EXTRACTED ENTRIES:
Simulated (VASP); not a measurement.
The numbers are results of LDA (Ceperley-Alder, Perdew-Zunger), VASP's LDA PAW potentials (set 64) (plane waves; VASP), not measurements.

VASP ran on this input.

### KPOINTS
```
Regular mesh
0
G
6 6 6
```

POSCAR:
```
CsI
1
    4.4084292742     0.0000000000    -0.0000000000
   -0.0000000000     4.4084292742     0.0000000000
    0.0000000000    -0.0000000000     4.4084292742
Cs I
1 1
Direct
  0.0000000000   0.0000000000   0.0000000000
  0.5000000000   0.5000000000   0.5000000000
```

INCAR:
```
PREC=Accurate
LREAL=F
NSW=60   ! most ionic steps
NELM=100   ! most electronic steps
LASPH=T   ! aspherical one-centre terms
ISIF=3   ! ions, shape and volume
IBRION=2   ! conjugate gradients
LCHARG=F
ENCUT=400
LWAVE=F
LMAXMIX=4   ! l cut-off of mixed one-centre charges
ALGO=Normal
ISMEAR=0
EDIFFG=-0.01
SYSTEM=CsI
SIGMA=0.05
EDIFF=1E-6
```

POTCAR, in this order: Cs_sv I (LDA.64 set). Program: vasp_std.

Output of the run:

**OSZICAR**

ASSIGNMENT: All the records, as written, must be given again.

EXPECTED ANSWER:
Simulated (VASP); not a measurement.
The numbers are results of LDA (Ceperley-Alder, Perdew-Zunger), VASP's LDA PAW potentials (set 64) (plane waves; VASP), not measurements.

VASP ran on this input.

### KPOINTS
```
Regular mesh
0
G
6 6 6
```

POSCAR:
```
CsI
1
    4.4084292742     0.0000000000    -0.0000000000
   -0.0000000000     4.4084292742     0.0000000000
    0.0000000000    -0.0000000000     4.4084292742
Cs I
1 1
Direct
  0.0000000000   0.0000000000   0.0000000000
  0.5000000000   0.5000000000   0.5000000000
```

INCAR:
```
PREC=Accurate
LREAL=F
NSW=60   ! most ionic steps
NELM=100   ! most electronic steps
LASPH=T   ! aspherical one-centre terms
ISIF=3   ! ions, shape and volume
IBRION=2   ! conjugate gradients
LCHARG=F
ENCUT=400
LWAVE=F
LMAXMIX=4   ! l cut-off of mixed one-centre charges
ALGO=Normal
ISMEAR=0
EDIFFG=-0.01
SYSTEM=CsI
SIGMA=0.05
EDIFF=1E-6
```

POTCAR, in this order: Cs_sv I (LDA.64 set). Program: vasp_std.

Output of the run:

**OSZICAR**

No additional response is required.